··········

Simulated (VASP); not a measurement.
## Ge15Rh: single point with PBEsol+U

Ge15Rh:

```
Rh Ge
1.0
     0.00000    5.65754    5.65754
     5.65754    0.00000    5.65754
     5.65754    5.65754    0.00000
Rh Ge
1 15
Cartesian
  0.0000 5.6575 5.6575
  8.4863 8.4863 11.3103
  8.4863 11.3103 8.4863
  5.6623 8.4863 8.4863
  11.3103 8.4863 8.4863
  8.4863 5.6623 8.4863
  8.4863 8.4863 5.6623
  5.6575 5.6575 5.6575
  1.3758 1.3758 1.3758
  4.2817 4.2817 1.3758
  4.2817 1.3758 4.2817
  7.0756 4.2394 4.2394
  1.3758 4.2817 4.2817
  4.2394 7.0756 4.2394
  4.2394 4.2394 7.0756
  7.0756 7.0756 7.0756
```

··········

● **Activity**: Print out the full listing above, word for word.

● **Written response**:
Simulated (VASP); not a measurement.
## Ge15Rh: single point with PBEsol+U

Ge15Rh:

```
Rh Ge
1.0
     0.00000    5.65754    5.65754
     5.65754    0.00000    5.65754
     5.65754    5.65754    0.00000
Rh Ge
1 15
Cartesian
  0.0000 5.6575 5.6575
  8.4863 8.4863 11.3103
  8.4863 11.3103 8.4863
  5.6623 8.4863 8.4863
  11.3103 8.4863 8.4863
  8.4863 5.6623 8.4863
  8.4863 8.4863 5.6623
  5.6575 5.6575 5.6575
  1.3758 1.3758 1.3758
  4.2817 4.2817 1.3758
  4.2817 1.3758 4.2817
  7.0756 4.2394 4.2394
  1.3758 4.2817 4.2817
  4.2394 7.0756 4.2394
  4.2394 4.2394 7.0756
  7.0756 7.0756 7.0756
```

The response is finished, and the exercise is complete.